# REQUIRED ACTION
In the material below, the lines from the one containing "Parameters, values chosen" through the one containing "62.972 | -3.5627 |" are to be given again exactly, ends included, and no others.

*** Opening of RECORDS PROVIDED ***
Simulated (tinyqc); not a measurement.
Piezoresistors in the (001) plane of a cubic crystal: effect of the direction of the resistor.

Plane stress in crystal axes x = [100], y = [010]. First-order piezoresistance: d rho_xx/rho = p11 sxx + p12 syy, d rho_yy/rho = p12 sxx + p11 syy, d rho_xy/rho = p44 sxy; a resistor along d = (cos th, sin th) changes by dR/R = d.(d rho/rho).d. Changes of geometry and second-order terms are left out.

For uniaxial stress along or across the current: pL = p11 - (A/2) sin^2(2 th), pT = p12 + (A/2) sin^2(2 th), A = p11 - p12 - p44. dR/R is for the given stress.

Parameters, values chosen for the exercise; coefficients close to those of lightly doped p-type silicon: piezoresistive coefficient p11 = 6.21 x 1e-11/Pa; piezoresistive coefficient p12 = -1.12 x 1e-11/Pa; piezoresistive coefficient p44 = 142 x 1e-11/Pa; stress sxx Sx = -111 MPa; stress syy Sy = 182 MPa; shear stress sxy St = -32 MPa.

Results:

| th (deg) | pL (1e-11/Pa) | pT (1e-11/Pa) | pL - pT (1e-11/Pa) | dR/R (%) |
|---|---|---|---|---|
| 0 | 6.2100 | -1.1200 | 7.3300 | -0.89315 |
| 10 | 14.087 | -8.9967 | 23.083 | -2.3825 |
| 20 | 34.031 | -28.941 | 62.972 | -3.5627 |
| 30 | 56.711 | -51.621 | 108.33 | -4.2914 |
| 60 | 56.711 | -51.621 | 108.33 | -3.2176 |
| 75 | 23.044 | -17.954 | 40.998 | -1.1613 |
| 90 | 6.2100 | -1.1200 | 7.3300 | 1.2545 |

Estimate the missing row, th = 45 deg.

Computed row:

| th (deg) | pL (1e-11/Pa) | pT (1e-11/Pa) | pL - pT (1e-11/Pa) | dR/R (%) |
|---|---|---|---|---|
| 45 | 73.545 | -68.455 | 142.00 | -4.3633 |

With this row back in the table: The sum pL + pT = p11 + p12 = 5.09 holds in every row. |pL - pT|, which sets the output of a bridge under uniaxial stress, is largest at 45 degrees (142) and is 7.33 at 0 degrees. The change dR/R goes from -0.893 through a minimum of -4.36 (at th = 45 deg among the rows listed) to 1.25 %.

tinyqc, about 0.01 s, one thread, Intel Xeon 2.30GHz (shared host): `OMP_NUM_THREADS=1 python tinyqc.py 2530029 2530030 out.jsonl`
*** Close of RECORDS PROVIDED ***

# YOUR RESPONSE
Parameters, values chosen for the exercise; coefficients close to those of lightly doped p-type silicon: piezoresistive coefficient p11 = 6.21 x 1e-11/Pa; piezoresistive coefficient p12 = -1.12 x 1e-11/Pa; piezoresistive coefficient p44 = 142 x 1e-11/Pa; stress sxx Sx = -111 MPa; stress syy Sy = 182 MPa; shear stress sxy St = -32 MPa.

Results:

| th (deg) | pL (1e-11/Pa) | pT (1e-11/Pa) | pL - pT (1e-11/Pa) | dR/R (%) |
|---|---|---|---|---|
| 0 | 6.2100 | -1.1200 | 7.3300 | -0.89315 |
| 10 | 14.087 | -8.9967 | 23.083 | -2.3825 |
| 20 | 34.031 | -28.941 | 62.972 | -3.5627 |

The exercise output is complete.